■ **WORK ORDER**
Word for word, print all of the entries below.

■ **EXTRACTED MATERIAL**
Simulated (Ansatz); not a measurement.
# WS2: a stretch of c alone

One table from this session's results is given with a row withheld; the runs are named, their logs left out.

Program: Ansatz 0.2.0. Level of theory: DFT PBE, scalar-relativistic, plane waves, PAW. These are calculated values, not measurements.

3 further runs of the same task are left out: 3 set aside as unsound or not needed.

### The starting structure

■ **WRITTEN SOLUTION**
Simulated (Ansatz); not a measurement.
# WS2: a stretch of c alone

One table from this session's results is given with a row withheld; the runs are named, their logs left out.

Program: Ansatz 0.2.0. Level of theory: DFT PBE, scalar-relativistic, plane waves, PAW. These are calculated values, not measurements.

3 further runs of the same task are left out: 3 set aside as unsound or not needed.

### The starting structure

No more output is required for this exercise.